* * * * *

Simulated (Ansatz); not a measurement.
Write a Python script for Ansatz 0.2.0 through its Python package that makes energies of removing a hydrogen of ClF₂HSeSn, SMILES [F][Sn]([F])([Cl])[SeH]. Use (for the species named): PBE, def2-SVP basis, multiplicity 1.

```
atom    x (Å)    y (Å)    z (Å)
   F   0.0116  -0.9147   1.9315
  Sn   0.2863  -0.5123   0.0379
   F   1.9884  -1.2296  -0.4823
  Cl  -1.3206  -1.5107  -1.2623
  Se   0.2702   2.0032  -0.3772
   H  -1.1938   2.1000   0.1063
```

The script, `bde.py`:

* * * * *

• Assigned task
The full listing above should be retyped without any alteration.

• Answer section
Simulated (Ansatz); not a measurement.
Write a Python script for Ansatz 0.2.0 through its Python package that makes energies of removing a hydrogen of ClF₂HSeSn, SMILES [F][Sn]([F])([Cl])[SeH]. Use (for the species named): PBE, def2-SVP basis, multiplicity 1.

```
atom    x (Å)    y (Å)    z (Å)
   F   0.0116  -0.9147   1.9315
  Sn   0.2863  -0.5123   0.0379
   F   1.9884  -1.2296  -0.4823
  Cl  -1.3206  -1.5107  -1.2623
  Se   0.2702   2.0032  -0.3772
   H  -1.1938   2.1000   0.1063
```

The script, `bde.py`:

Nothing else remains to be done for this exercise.